TASK ITEM: Write the data below out in full, exactly as it stands.

:: DATA SHOWN
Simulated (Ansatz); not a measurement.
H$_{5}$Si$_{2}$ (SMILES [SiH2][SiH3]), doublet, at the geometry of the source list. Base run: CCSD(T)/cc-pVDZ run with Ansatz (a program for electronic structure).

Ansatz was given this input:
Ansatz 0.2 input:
::::

TASK RESPONSE:
Simulated (Ansatz); not a measurement.
H$_{5}$Si$_{2}$ (SMILES [SiH2][SiH3]), doublet, at the geometry of the source list. Base run: CCSD(T)/cc-pVDZ run with Ansatz (a program for electronic structure).

Ansatz was given this input:
Ansatz 0.2 input:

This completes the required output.